■ Required action ■
The full set of entries has to be output exactly.

■ Source information ■
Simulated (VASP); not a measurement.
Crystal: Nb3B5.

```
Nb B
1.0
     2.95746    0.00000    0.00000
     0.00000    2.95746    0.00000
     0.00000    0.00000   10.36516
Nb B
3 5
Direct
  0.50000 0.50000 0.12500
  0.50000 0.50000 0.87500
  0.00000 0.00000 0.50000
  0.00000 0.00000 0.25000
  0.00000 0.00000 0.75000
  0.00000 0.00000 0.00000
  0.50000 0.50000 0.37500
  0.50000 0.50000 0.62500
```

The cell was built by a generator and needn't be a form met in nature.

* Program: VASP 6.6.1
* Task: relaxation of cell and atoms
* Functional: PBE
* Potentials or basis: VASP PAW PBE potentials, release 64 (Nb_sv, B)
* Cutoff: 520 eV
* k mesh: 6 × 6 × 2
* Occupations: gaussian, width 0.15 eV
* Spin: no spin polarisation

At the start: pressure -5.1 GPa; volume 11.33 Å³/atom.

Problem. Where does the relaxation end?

■ Task response ■
Simulated (VASP); not a measurement.
Crystal: Nb3B5.

```
Nb B
1.0
     2.95746    0.00000    0.00000
     0.00000    2.95746    0.00000
     0.00000    0.00000   10.36516
Nb B
3 5
Direct
  0.50000 0.50000 0.12500
  0.50000 0.50000 0.87500
  0.00000 0.00000 0.50000
  0.00000 0.00000 0.25000
  0.00000 0.00000 0.75000
  0.00000 0.00000 0.00000
  0.50000 0.50000 0.37500
  0.50000 0.50000 0.62500
```

The cell was built by a generator and needn't be a form met in nature.

* Program: VASP 6.6.1
* Task: relaxation of cell and atoms
* Functional: PBE
* Potentials or basis: VASP PAW PBE potentials, release 64 (Nb_sv, B)
* Cutoff: 520 eV
* k mesh: 6 × 6 × 2
* Occupations: gaussian, width 0.15 eV
* Spin: no spin polarisation

At the start: pressure -5.1 GPa; volume 11.33 Å³/atom.

Problem. Where does the relaxation end?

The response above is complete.